- **RECORDS SUPPLIED**:
==*==

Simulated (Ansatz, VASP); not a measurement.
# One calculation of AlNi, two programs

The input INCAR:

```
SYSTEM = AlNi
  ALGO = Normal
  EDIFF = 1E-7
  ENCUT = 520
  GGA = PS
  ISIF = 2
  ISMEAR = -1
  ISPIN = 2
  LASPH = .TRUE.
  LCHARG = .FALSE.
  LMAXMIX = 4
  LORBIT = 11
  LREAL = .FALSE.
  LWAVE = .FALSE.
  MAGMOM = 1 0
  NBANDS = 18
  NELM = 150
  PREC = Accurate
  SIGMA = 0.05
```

==*==

- **REQUIREMENT**: Once you have read the records, write every one of them out again exactly.

- **WRITTEN REPLY**:
Simulated (Ansatz, VASP); not a measurement.
# One calculation of AlNi, two programs

The input INCAR:

```
SYSTEM = AlNi
  ALGO = Normal
  EDIFF = 1E-7
  ENCUT = 520
  GGA = PS
  ISIF = 2
  ISMEAR = -1
  ISPIN = 2
  LASPH = .TRUE.
  LCHARG = .FALSE.
  LMAXMIX = 4
  LORBIT = 11
  LREAL = .FALSE.
  LWAVE = .FALSE.
  MAGMOM = 1 0
  NBANDS = 18
  NELM = 150
  PREC = Accurate
  SIGMA = 0.05
```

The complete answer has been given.